▸ WORK INSTRUCTION
Produce an exact copy of the first line of the data below and each line after it, please, up to and including the one with "### Question".

▸ SUPPLIED MATERIAL
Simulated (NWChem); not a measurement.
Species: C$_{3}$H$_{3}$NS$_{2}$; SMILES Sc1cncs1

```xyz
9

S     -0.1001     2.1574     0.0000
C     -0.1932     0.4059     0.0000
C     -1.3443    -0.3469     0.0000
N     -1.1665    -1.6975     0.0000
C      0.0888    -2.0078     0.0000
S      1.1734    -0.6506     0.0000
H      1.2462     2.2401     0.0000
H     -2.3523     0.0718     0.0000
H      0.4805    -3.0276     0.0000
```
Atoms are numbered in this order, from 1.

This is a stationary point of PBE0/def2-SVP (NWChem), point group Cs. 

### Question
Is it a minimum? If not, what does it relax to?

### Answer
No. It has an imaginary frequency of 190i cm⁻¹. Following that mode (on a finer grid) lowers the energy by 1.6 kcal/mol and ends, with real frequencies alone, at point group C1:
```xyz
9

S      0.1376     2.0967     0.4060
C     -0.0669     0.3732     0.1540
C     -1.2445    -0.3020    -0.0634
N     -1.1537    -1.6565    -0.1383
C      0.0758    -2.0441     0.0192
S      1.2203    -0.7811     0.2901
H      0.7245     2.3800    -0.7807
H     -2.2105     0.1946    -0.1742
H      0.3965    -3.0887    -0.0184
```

▸ PROBLEM SOLUTION
Simulated (NWChem); not a measurement.
Species: C$_{3}$H$_{3}$NS$_{2}$; SMILES Sc1cncs1

```xyz
9

S     -0.1001     2.1574     0.0000
C     -0.1932     0.4059     0.0000
C     -1.3443    -0.3469     0.0000
N     -1.1665    -1.6975     0.0000
C      0.0888    -2.0078     0.0000
S      1.1734    -0.6506     0.0000
H      1.2462     2.2401     0.0000
H     -2.3523     0.0718     0.0000
H      0.4805    -3.0276     0.0000
```
Atoms are numbered in this order, from 1.

This is a stationary point of PBE0/def2-SVP (NWChem), point group Cs. 

### Question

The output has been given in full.